### Activity
Reproduce this listing from its first line through the line with "Figure 1. The", inclusive, leaving out all that follows.

Supplied entries Block Start

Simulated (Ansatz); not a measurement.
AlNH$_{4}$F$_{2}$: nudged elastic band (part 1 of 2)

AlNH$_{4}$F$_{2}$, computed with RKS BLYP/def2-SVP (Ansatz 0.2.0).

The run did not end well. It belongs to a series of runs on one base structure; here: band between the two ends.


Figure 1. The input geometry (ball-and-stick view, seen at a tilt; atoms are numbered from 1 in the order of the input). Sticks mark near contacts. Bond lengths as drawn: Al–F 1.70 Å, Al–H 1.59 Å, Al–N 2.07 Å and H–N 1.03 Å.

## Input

Supplied entries Block End

### Reply
Simulated (Ansatz); not a measurement.
AlNH$_{4}$F$_{2}$: nudged elastic band (part 1 of 2)

AlNH$_{4}$F$_{2}$, computed with RKS BLYP/def2-SVP (Ansatz 0.2.0).

The run did not end well. It belongs to a series of runs on one base structure; here: band between the two ends.


Figure 1. The input geometry (ball-and-stick view, seen at a tilt; atoms are numbered from 1 in the order of the input). Sticks mark near contacts. Bond lengths as drawn: Al–F 1.70 Å, Al–H 1.59 Å, Al–N 2.07 Å and H–N 1.03 Å.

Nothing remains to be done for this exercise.